BEGIN Recorded information

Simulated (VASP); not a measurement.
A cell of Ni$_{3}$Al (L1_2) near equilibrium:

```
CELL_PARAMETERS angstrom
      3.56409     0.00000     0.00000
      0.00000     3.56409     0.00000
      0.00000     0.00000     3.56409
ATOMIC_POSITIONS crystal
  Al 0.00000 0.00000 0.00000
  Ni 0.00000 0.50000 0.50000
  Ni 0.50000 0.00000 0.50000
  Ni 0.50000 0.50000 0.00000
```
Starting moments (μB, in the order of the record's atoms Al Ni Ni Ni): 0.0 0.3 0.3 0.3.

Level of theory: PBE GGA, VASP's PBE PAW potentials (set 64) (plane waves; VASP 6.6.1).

END Recorded information

== Required action ==
The lines from the beginning of the records through the line containing "Starting moments (μB, in" should be reproduced exactly. Include nothing else.

== Exercise output ==
Simulated (VASP); not a measurement.
A cell of Ni$_{3}$Al (L1_2) near equilibrium:

```
CELL_PARAMETERS angstrom
      3.56409     0.00000     0.00000
      0.00000     3.56409     0.00000
      0.00000     0.00000     3.56409
ATOMIC_POSITIONS crystal
  Al 0.00000 0.00000 0.00000
  Ni 0.00000 0.50000 0.50000
  Ni 0.50000 0.00000 0.50000
  Ni 0.50000 0.50000 0.00000
```
Starting moments (μB, in the order of the record's atoms Al Ni Ni Ni): 0.0 0.3 0.3 0.3.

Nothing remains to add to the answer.